# WORK ORDER
Print, in exact form, the lines below from the one containing "Answer: (a) 67.6." through the one containing "Caveats: an odd", and omit all others.

Segment Start: DATA TO EXAMINE
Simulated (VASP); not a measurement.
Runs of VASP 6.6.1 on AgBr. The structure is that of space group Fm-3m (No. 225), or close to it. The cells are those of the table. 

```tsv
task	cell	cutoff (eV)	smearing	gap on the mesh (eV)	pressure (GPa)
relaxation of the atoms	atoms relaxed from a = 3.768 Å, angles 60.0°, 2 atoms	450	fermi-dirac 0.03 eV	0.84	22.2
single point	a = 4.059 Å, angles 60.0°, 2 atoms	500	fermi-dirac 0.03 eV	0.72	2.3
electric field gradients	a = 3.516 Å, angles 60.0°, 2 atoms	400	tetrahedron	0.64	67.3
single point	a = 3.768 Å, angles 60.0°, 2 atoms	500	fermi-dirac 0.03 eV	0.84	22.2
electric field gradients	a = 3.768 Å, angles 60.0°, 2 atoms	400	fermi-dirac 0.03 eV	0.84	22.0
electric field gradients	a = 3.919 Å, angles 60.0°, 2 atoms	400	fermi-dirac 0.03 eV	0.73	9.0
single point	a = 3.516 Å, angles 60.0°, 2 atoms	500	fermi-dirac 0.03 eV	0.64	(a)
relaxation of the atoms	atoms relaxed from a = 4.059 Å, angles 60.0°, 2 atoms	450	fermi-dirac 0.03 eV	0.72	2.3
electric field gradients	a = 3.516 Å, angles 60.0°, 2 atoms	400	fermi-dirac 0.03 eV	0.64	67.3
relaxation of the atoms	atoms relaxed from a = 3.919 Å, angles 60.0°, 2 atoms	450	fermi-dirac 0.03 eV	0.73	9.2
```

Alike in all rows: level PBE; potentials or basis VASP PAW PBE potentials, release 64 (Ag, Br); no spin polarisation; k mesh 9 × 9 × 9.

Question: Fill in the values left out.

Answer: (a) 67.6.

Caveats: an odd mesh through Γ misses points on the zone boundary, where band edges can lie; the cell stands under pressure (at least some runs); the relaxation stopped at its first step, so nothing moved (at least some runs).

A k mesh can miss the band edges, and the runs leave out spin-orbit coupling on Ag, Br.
Segment End: DATA TO EXAMINE

# ANSWER AREA
Answer: (a) 67.6.

Caveats: an odd mesh through Γ misses points on the zone boundary, where band edges can lie; the cell stands under pressure (at least some runs); the relaxation stopped at its first step, so nothing moved (at least some runs).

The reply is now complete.